┌──

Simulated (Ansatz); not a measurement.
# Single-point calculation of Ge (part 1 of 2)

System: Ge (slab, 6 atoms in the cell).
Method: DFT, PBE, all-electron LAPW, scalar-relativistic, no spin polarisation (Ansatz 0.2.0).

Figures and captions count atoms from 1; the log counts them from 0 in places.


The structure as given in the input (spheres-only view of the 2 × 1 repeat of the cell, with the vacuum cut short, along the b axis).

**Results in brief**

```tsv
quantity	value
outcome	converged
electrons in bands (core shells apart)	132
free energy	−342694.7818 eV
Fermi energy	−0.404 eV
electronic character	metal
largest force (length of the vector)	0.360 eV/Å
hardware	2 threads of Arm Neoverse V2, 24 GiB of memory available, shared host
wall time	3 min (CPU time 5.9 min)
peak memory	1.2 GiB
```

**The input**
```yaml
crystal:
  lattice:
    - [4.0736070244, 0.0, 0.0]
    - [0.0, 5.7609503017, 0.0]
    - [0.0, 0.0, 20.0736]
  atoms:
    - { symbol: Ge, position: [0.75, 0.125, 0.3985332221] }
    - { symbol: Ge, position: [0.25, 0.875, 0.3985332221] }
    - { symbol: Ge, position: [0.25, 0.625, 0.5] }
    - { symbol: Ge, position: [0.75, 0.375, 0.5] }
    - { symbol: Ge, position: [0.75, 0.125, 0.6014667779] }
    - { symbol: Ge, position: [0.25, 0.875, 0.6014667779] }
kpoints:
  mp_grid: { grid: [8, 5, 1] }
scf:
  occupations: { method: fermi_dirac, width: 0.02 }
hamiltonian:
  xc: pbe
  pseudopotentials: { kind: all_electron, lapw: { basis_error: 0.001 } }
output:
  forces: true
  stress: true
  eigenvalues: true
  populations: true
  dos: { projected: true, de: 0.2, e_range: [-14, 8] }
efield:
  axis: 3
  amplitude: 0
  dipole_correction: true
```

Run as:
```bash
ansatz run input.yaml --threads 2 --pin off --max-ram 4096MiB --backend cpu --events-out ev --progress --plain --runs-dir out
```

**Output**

└──

*WORK TASK*:
What is needed is every line from the beginning of the data up to and including the line with "Figures and captions", given again word for word.

*YOUR RESPONSE*:
Simulated (Ansatz); not a measurement.
# Single-point calculation of Ge (part 1 of 2)

System: Ge (slab, 6 atoms in the cell).
Method: DFT, PBE, all-electron LAPW, scalar-relativistic, no spin polarisation (Ansatz 0.2.0).

Figures and captions count atoms from 1; the log counts them from 0 in places.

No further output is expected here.